Assigned task:
Every line of the material is to be duplicated precisely.

Given entries:
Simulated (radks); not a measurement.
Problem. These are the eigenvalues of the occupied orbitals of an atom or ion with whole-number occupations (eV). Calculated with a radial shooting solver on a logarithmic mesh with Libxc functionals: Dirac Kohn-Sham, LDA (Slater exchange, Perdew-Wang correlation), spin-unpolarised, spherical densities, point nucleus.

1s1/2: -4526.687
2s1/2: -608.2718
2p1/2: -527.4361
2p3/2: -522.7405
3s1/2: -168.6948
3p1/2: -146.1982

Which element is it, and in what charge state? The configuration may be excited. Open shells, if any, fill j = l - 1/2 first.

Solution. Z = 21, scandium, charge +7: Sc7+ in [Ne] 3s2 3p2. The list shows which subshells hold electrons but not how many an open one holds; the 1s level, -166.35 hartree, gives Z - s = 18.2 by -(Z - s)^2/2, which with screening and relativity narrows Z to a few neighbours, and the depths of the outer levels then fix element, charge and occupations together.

Written response:
Simulated (radks); not a measurement.
Problem. These are the eigenvalues of the occupied orbitals of an atom or ion with whole-number occupations (eV). Calculated with a radial shooting solver on a logarithmic mesh with Libxc functionals: Dirac Kohn-Sham, LDA (Slater exchange, Perdew-Wang correlation), spin-unpolarised, spherical densities, point nucleus.

1s1/2: -4526.687
2s1/2: -608.2718
2p1/2: -527.4361
2p3/2: -522.7405
3s1/2: -168.6948
3p1/2: -146.1982

Which element is it, and in what charge state? The configuration may be excited. Open shells, if any, fill j = l - 1/2 first.

Solution. Z = 21, scandium, charge +7: Sc7+ in [Ne] 3s2 3p2. The list shows which subshells hold electrons but not how many an open one holds; the 1s level, -166.35 hartree, gives Z - s = 18.2 by -(Z - s)^2/2, which with screening and relativity narrows Z to a few neighbours, and the depths of the outer levels then fix element, charge and occupations together.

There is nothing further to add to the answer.